§ **Extracted material**:
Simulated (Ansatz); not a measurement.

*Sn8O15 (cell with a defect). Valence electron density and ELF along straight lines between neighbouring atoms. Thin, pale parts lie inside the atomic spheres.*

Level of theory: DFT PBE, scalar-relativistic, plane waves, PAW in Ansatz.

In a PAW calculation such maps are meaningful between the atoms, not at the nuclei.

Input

§ **Requirement**: Output the data exactly, from the first line through the line that holds "In a PAW calculation", so that no later line appears.

§ **Exercise solution**:
Simulated (Ansatz); not a measurement.

*Sn8O15 (cell with a defect). Valence electron density and ELF along straight lines between neighbouring atoms. Thin, pale parts lie inside the atomic spheres.*

Level of theory: DFT PBE, scalar-relativistic, plane waves, PAW in Ansatz.

In a PAW calculation such maps are meaningful between the atoms, not at the nuclei.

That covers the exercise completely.